• WORK TASK: Exactly the lines from the first line of the listing through the line containing "Cell and atoms are relaxed at each pressure." should appear in the output, unchanged.

....................

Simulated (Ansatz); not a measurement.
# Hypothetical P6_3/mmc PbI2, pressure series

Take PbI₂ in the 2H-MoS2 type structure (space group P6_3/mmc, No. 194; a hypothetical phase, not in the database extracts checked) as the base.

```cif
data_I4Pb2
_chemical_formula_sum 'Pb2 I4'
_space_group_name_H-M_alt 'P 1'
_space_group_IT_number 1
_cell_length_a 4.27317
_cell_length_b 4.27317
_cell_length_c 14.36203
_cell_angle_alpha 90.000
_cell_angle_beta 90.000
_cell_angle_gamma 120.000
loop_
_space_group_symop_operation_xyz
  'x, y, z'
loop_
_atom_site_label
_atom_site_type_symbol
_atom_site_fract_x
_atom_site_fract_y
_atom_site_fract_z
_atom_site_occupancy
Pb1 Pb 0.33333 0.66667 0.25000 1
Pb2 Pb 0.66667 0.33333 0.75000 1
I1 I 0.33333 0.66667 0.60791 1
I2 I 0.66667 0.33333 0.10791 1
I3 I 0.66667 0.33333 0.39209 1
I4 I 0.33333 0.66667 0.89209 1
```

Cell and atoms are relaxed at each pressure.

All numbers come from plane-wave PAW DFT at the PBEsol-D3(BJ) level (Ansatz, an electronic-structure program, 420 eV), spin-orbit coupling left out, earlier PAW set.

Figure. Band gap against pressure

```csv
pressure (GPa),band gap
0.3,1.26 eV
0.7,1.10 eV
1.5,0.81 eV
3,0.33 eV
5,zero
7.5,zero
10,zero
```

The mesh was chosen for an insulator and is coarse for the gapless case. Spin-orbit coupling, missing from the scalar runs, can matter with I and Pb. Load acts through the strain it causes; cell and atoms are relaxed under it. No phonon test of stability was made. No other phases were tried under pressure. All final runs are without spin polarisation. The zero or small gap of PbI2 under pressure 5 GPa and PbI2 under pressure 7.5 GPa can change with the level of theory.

....................

• WRITTEN REPLY:
Simulated (Ansatz); not a measurement.
# Hypothetical P6_3/mmc PbI2, pressure series

Take PbI₂ in the 2H-MoS2 type structure (space group P6_3/mmc, No. 194; a hypothetical phase, not in the database extracts checked) as the base.

```cif
data_I4Pb2
_chemical_formula_sum 'Pb2 I4'
_space_group_name_H-M_alt 'P 1'
_space_group_IT_number 1
_cell_length_a 4.27317
_cell_length_b 4.27317
_cell_length_c 14.36203
_cell_angle_alpha 90.000
_cell_angle_beta 90.000
_cell_angle_gamma 120.000
loop_
_space_group_symop_operation_xyz
  'x, y, z'
loop_
_atom_site_label
_atom_site_type_symbol
_atom_site_fract_x
_atom_site_fract_y
_atom_site_fract_z
_atom_site_occupancy
Pb1 Pb 0.33333 0.66667 0.25000 1
Pb2 Pb 0.66667 0.33333 0.75000 1
I1 I 0.33333 0.66667 0.60791 1
I2 I 0.66667 0.33333 0.10791 1
I3 I 0.66667 0.33333 0.39209 1
I4 I 0.33333 0.66667 0.89209 1
```

Cell and atoms are relaxed at each pressure.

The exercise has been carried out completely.